• ACTION ITEM: Every line of the data should be output word for word.

• DATA LISTING:
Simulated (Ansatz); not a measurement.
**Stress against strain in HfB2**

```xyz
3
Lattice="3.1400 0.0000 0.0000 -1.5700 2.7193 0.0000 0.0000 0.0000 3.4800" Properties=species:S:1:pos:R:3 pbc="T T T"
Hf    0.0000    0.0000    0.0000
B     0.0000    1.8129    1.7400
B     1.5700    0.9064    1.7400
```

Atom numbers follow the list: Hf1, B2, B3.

• WRITTEN REPLY:
Simulated (Ansatz); not a measurement.
**Stress against strain in HfB2**

```xyz
3
Lattice="3.1400 0.0000 0.0000 -1.5700 2.7193 0.0000 0.0000 0.0000 3.4800" Properties=species:S:1:pos:R:3 pbc="T T T"
Hf    0.0000    0.0000    0.0000
B     0.0000    1.8129    1.7400
B     1.5700    0.9064    1.7400
```

Atom numbers follow the list: Hf1, B2, B3.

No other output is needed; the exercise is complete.